- WORK TASK -
Repeat the lines below exactly as written, please, from the line with "Main program and" to the line with "It takes space", both lines included, and no others.

********************

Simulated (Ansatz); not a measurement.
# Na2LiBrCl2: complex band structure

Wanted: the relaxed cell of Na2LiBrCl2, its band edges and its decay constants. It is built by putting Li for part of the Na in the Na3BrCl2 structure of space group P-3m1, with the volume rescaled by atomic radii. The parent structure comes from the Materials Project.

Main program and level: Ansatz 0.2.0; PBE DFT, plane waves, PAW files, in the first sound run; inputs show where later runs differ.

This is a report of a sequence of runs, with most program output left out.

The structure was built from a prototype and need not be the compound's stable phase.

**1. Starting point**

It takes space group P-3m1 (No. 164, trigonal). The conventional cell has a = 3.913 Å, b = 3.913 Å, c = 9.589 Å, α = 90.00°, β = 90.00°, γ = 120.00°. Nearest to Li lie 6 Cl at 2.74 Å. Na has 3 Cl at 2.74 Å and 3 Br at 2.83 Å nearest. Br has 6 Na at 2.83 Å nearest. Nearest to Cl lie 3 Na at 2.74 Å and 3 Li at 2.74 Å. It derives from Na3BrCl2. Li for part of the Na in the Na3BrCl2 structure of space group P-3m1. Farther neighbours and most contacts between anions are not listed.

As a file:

********************

- WORKED SOLUTION -
Main program and level: Ansatz 0.2.0; PBE DFT, plane waves, PAW files, in the first sound run; inputs show where later runs differ.

This is a report of a sequence of runs, with most program output left out.

The structure was built from a prototype and need not be the compound's stable phase.

**1. Starting point**

It takes space group P-3m1 (No. 164, trigonal). The conventional cell has a = 3.913 Å, b = 3.913 Å, c = 9.589 Å, α = 90.00°, β = 90.00°, γ = 120.00°. Nearest to Li lie 6 Cl at 2.74 Å. Na has 3 Cl at 2.74 Å and 3 Br at 2.83 Å nearest. Br has 6 Na at 2.83 Å nearest. Nearest to Cl lie 3 Na at 2.74 Å and 3 Li at 2.74 Å. It derives from Na3BrCl2. Li for part of the Na in the Na3BrCl2 structure of space group P-3m1. Farther neighbours and most contacts between anions are not listed.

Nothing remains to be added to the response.